Starting at the top of the entries below, set down each line exactly as written, and stop after the line containing "The structure of".

########
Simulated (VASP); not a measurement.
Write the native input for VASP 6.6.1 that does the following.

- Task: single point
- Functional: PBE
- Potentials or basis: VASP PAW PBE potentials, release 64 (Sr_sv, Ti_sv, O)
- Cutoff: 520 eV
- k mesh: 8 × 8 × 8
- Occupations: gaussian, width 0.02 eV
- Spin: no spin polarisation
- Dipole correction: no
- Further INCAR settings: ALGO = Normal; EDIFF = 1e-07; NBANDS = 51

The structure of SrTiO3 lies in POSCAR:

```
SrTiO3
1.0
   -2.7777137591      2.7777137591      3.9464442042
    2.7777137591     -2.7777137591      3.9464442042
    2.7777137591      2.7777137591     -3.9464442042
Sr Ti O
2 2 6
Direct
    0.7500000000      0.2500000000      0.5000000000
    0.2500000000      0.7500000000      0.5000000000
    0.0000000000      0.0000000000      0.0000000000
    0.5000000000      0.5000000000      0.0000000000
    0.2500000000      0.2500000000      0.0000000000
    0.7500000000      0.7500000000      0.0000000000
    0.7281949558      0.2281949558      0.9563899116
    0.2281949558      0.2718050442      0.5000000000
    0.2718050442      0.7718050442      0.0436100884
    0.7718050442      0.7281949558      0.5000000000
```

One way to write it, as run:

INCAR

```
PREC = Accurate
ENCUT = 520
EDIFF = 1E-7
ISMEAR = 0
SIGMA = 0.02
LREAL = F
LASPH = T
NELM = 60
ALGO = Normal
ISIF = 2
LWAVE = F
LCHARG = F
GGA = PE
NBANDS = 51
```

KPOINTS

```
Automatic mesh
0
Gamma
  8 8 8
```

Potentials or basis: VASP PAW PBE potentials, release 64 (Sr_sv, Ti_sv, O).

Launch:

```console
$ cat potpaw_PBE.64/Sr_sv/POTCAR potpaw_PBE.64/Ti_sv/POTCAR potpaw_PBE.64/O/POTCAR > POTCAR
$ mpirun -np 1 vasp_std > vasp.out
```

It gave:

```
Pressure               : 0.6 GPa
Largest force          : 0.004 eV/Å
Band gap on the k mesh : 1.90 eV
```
########

TASK ANSWER:
Simulated (VASP); not a measurement.
Write the native input for VASP 6.6.1 that does the following.

- Task: single point
- Functional: PBE
- Potentials or basis: VASP PAW PBE potentials, release 64 (Sr_sv, Ti_sv, O)
- Cutoff: 520 eV
- k mesh: 8 × 8 × 8
- Occupations: gaussian, width 0.02 eV
- Spin: no spin polarisation
- Dipole correction: no
- Further INCAR settings: ALGO = Normal; EDIFF = 1e-07; NBANDS = 51

The structure of SrTiO3 lies in POSCAR:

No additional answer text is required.